## DATA
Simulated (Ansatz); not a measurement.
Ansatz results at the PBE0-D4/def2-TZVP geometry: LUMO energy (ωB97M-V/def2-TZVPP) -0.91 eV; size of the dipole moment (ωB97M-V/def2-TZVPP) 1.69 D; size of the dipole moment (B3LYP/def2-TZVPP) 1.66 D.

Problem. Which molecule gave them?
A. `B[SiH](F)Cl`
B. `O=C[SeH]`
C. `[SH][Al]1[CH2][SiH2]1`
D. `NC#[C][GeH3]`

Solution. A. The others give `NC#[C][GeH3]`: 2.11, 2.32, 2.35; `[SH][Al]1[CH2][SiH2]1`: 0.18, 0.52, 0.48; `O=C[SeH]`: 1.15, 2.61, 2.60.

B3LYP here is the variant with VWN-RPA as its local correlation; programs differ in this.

## WORK INSTRUCTION
In the data above, retype exactly and only the lines between the one holding "Ansatz results at" and the one holding "Solution. A. The", inclusive.

## EXPECTED ANSWER
Ansatz results at the PBE0-D4/def2-TZVP geometry: LUMO energy (ωB97M-V/def2-TZVPP) -0.91 eV; size of the dipole moment (ωB97M-V/def2-TZVPP) 1.69 D; size of the dipole moment (B3LYP/def2-TZVPP) 1.66 D.

Problem. Which molecule gave them?
A. `B[SiH](F)Cl`
B. `O=C[SeH]`
C. `[SH][Al]1[CH2][SiH2]1`
D. `NC#[C][GeH3]`

Solution. A. The others give `NC#[C][GeH3]`: 2.11, 2.32, 2.35; `[SH][Al]1[CH2][SiH2]1`: 0.18, 0.52, 0.48; `O=C[SeH]`: 1.15, 2.61, 2.60.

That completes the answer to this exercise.